#### [Work request]
The output should be identical to the entries that follow.

##### Extracted records #####

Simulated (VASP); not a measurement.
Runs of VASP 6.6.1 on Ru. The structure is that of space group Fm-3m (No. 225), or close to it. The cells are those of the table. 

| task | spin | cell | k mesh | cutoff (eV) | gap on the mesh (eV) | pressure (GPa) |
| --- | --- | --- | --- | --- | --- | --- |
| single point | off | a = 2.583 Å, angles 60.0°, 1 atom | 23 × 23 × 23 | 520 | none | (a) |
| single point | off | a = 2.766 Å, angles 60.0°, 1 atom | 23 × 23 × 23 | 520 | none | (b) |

#####

#### [Your solution]
Simulated (VASP); not a measurement.
Runs of VASP 6.6.1 on Ru. The structure is that of space group Fm-3m (No. 225), or close to it. The cells are those of the table. 

| task | spin | cell | k mesh | cutoff (eV) | gap on the mesh (eV) | pressure (GPa) |
| --- | --- | --- | --- | --- | --- | --- |
| single point | off | a = 2.583 Å, angles 60.0°, 1 atom | 23 × 23 × 23 | 520 | none | (a) |
| single point | off | a = 2.766 Å, angles 60.0°, 1 atom | 23 × 23 × 23 | 520 | none | (b) |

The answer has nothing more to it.